*** Begin section ***
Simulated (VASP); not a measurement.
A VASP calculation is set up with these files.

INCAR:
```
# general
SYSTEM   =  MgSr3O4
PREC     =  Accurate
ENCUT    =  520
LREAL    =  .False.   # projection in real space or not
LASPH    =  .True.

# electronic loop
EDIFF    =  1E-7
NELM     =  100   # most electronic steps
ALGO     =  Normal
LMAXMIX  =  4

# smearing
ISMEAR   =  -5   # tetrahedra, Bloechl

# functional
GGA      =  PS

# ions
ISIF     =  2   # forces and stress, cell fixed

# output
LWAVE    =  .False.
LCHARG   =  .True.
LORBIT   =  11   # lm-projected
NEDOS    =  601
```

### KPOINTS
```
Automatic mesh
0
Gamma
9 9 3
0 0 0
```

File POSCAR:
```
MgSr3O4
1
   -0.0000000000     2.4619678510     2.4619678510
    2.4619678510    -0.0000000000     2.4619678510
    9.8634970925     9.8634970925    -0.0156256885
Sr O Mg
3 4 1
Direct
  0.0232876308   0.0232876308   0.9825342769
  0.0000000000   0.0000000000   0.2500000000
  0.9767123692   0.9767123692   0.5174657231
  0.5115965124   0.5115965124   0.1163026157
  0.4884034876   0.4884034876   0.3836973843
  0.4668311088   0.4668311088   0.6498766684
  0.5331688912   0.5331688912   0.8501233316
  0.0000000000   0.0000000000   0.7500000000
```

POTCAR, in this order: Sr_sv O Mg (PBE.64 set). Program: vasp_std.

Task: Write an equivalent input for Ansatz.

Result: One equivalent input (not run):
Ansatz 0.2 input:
*** End section ***

◆ Work order
Restate the data verbatim through the "Result: One equivalent" line.

◆ Exercise response
Simulated (VASP); not a measurement.
A VASP calculation is set up with these files.

INCAR:
```
# general
SYSTEM   =  MgSr3O4
PREC     =  Accurate
ENCUT    =  520
LREAL    =  .False.   # projection in real space or not
LASPH    =  .True.

# electronic loop
EDIFF    =  1E-7
NELM     =  100   # most electronic steps
ALGO     =  Normal
LMAXMIX  =  4

# smearing
ISMEAR   =  -5   # tetrahedra, Bloechl

# functional
GGA      =  PS

# ions
ISIF     =  2   # forces and stress, cell fixed

# output
LWAVE    =  .False.
LCHARG   =  .True.
LORBIT   =  11   # lm-projected
NEDOS    =  601
```

### KPOINTS
```
Automatic mesh
0
Gamma
9 9 3
0 0 0
```

File POSCAR:
```
MgSr3O4
1
   -0.0000000000     2.4619678510     2.4619678510
    2.4619678510    -0.0000000000     2.4619678510
    9.8634970925     9.8634970925    -0.0156256885
Sr O Mg
3 4 1
Direct
  0.0232876308   0.0232876308   0.9825342769
  0.0000000000   0.0000000000   0.2500000000
  0.9767123692   0.9767123692   0.5174657231
  0.5115965124   0.5115965124   0.1163026157
  0.4884034876   0.4884034876   0.3836973843
  0.4668311088   0.4668311088   0.6498766684
  0.5331688912   0.5331688912   0.8501233316
  0.0000000000   0.0000000000   0.7500000000
```

POTCAR, in this order: Sr_sv O Mg (PBE.64 set). Program: vasp_std.

Task: Write an equivalent input for Ansatz.

Result: One equivalent input (not run):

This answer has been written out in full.